> [Data excerpts]:
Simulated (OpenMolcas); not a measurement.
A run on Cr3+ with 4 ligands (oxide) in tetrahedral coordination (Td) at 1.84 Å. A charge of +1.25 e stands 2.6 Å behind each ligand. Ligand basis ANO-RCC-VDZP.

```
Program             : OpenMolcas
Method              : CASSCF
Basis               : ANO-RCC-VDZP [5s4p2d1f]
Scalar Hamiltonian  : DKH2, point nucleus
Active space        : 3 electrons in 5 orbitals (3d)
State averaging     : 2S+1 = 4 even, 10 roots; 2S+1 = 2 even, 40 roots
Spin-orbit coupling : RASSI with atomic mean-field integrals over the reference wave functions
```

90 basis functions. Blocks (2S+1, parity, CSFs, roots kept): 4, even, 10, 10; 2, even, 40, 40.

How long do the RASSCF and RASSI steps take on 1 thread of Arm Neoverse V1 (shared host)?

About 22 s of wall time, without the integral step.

> [Required action]:
A verbatim transcription is required: the first line of the listing, the line containing "How long do", and every line between them.

> [Response box]:
Simulated (OpenMolcas); not a measurement.
A run on Cr3+ with 4 ligands (oxide) in tetrahedral coordination (Td) at 1.84 Å. A charge of +1.25 e stands 2.6 Å behind each ligand. Ligand basis ANO-RCC-VDZP.

```
Program             : OpenMolcas
Method              : CASSCF
Basis               : ANO-RCC-VDZP [5s4p2d1f]
Scalar Hamiltonian  : DKH2, point nucleus
Active space        : 3 electrons in 5 orbitals (3d)
State averaging     : 2S+1 = 4 even, 10 roots; 2S+1 = 2 even, 40 roots
Spin-orbit coupling : RASSI with atomic mean-field integrals over the reference wave functions
```

90 basis functions. Blocks (2S+1, parity, CSFs, roots kept): 4, even, 10, 10; 2, even, 40, 40.

How long do the RASSCF and RASSI steps take on 1 thread of Arm Neoverse V1 (shared host)?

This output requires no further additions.